━━━━━━

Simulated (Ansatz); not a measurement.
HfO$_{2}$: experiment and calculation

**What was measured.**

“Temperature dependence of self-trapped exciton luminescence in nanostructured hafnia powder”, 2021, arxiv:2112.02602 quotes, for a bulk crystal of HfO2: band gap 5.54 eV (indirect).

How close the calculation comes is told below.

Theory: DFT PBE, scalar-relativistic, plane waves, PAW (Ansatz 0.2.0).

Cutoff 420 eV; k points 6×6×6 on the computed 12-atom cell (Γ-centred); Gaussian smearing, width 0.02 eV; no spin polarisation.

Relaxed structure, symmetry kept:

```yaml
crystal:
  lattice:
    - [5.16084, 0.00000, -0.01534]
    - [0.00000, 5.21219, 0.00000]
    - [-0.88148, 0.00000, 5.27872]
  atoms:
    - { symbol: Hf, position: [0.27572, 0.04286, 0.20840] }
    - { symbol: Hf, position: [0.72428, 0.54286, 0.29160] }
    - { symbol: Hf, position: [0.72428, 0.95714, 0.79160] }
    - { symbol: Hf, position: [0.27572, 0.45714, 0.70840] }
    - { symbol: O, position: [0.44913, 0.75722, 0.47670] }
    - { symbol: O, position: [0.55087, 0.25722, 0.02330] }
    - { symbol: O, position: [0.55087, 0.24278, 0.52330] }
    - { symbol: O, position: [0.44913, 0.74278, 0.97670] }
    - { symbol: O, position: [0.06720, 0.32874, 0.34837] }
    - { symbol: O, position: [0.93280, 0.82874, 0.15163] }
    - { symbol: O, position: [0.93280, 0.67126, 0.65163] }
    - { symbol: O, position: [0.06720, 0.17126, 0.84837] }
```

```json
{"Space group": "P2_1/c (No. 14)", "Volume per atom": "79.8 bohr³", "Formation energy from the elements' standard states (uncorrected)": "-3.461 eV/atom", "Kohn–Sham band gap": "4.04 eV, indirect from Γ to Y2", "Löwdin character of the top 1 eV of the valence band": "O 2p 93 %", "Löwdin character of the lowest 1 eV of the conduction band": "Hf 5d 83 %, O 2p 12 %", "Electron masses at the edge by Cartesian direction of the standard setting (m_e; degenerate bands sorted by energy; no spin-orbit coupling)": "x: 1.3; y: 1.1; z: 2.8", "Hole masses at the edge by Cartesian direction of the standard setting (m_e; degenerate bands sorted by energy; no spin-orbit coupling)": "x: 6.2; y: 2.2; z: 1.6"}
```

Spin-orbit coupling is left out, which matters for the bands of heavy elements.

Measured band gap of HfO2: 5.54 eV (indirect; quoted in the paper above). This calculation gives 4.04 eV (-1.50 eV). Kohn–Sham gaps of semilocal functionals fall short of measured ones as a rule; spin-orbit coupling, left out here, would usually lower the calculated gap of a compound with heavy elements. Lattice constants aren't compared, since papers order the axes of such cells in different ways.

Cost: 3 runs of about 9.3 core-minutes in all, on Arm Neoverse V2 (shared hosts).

━━━━━━

Assigned task =>
From the records above, print exactly the lines that run from the line with "experiment and calculation" to the line with "How close the", inclusive.

Task response =>
HfO$_{2}$: experiment and calculation

**What was measured.**

“Temperature dependence of self-trapped exciton luminescence in nanostructured hafnia powder”, 2021, arxiv:2112.02602 quotes, for a bulk crystal of HfO2: band gap 5.54 eV (indirect).

How close the calculation comes is told below.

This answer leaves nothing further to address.